▸ **Work instruction**
Only the lines of the data below from the one with "The plot shows" through the one with "of the density." are wanted. Repeat them exactly.

• • •
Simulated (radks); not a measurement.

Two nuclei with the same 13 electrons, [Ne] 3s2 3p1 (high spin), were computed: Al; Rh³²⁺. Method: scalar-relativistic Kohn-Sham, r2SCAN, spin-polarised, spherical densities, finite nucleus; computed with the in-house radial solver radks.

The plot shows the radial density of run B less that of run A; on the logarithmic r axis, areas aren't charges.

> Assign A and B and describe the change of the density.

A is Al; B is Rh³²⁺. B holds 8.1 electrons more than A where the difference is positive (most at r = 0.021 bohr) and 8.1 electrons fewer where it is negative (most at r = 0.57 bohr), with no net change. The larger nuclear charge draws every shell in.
• • •

▸ **Worked solution**
The plot shows the radial density of run B less that of run A; on the logarithmic r axis, areas aren't charges.

> Assign A and B and describe the change of the density.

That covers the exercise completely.